──────── DATASET CONTENT ────────
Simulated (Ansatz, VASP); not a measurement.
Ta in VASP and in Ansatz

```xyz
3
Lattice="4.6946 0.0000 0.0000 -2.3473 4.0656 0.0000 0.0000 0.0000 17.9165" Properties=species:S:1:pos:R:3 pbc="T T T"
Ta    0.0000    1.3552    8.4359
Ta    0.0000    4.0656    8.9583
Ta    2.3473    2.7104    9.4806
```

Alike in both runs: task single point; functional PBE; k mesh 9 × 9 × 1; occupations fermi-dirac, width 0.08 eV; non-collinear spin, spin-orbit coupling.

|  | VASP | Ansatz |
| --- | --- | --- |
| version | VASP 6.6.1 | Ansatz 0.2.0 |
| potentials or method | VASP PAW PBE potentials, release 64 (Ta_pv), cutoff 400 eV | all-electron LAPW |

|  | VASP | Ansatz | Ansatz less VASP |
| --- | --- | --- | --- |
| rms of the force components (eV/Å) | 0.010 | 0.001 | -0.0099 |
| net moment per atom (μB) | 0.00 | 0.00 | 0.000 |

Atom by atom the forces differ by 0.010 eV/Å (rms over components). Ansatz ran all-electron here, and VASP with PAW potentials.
────────

## REQUIRED ACTION
Could you restate, word for word, the lines above from the one with "Ansatz 0.2.0 |" to the one with "0.00 | 0.000 |", both included?

## EXERCISE RESPONSE
| version | VASP 6.6.1 | Ansatz 0.2.0 |
| potentials or method | VASP PAW PBE potentials, release 64 (Ta_pv), cutoff 400 eV | all-electron LAPW |

|  | VASP | Ansatz | Ansatz less VASP |
| --- | --- | --- | --- |
| rms of the force components (eV/Å) | 0.010 | 0.001 | -0.0099 |
| net moment per atom (μB) | 0.00 | 0.00 | 0.000 |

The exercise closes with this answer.